## Action item
Among the entries below, extract exactly the lines that run from the one with "x: gas mole" through the one with "0.000757 | [?] | 0.992 |", both ends included.

## Data for review
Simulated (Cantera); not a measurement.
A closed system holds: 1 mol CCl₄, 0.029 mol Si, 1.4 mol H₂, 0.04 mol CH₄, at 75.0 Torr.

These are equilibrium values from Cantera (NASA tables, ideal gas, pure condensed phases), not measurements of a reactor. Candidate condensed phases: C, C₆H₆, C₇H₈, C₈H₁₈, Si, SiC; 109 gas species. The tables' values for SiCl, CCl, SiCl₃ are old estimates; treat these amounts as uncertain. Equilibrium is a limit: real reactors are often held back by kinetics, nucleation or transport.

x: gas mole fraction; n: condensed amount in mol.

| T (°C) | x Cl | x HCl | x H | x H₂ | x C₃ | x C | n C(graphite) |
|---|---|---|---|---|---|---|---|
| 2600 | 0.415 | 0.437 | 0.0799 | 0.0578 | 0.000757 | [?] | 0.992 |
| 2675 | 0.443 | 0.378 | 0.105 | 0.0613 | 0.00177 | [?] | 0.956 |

## Your response
x: gas mole fraction; n: condensed amount in mol.

| T (°C) | x Cl | x HCl | x H | x H₂ | x C₃ | x C | n C(graphite) |
|---|---|---|---|---|---|---|---|
| 2600 | 0.415 | 0.437 | 0.0799 | 0.0578 | 0.000757 | [?] | 0.992 |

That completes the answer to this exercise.